*** Opening Information supplied ***

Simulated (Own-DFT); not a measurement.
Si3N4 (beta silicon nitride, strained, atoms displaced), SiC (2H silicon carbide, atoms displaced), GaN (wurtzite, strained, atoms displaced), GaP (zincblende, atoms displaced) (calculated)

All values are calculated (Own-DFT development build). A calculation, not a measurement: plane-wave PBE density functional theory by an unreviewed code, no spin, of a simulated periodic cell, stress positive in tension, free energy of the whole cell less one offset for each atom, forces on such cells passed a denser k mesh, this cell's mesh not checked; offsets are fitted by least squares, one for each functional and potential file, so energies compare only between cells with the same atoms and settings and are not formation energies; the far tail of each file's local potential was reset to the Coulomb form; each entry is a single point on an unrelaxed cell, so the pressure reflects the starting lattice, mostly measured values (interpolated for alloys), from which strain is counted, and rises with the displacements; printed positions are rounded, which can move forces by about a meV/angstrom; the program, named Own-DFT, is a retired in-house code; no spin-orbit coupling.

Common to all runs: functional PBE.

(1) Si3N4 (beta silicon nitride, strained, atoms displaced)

*** Closing Information supplied ***

Look through the material above and print exactly the lines from the one containing "Si3N4 (beta silicon nitride, strained, atoms displaced), SiC" to the one containing "All values are", both included, and nothing more.

• [Exercise result]
Si3N4 (beta silicon nitride, strained, atoms displaced), SiC (2H silicon carbide, atoms displaced), GaN (wurtzite, strained, atoms displaced), GaP (zincblende, atoms displaced) (calculated)

All values are calculated (Own-DFT development build). A calculation, not a measurement: plane-wave PBE density functional theory by an unreviewed code, no spin, of a simulated periodic cell, stress positive in tension, free energy of the whole cell less one offset for each atom, forces on such cells passed a denser k mesh, this cell's mesh not checked; offsets are fitted by least squares, one for each functional and potential file, so energies compare only between cells with the same atoms and settings and are not formation energies; the far tail of each file's local potential was reset to the Coulomb form; each entry is a single point on an unrelaxed cell, so the pressure reflects the starting lattice, mostly measured values (interpolated for alloys), from which strain is counted, and rises with the displacements; printed positions are rounded, which can move forces by about a meV/angstrom; the program, named Own-DFT, is a retired in-house code; no spin-orbit coupling.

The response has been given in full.